## WORK INSTRUCTION
The entries that follow should be written out exactly.

╔══

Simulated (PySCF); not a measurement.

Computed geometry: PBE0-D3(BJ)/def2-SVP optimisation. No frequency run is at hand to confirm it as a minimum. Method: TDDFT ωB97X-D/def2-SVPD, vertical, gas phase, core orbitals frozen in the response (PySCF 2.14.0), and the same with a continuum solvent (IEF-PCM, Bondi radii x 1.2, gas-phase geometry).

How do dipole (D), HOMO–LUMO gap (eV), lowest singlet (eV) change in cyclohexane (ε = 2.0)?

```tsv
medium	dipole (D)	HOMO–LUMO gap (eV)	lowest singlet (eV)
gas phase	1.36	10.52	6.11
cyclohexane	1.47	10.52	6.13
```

╚══

## TASK OUTPUT
Simulated (PySCF); not a measurement.

Computed geometry: PBE0-D3(BJ)/def2-SVP optimisation. No frequency run is at hand to confirm it as a minimum. Method: TDDFT ωB97X-D/def2-SVPD, vertical, gas phase, core orbitals frozen in the response (PySCF 2.14.0), and the same with a continuum solvent (IEF-PCM, Bondi radii x 1.2, gas-phase geometry).

How do dipole (D), HOMO–LUMO gap (eV), lowest singlet (eV) change in cyclohexane (ε = 2.0)?

```tsv
medium	dipole (D)	HOMO–LUMO gap (eV)	lowest singlet (eV)
gas phase	1.36	10.52	6.11
cyclohexane	1.47	10.52	6.13
```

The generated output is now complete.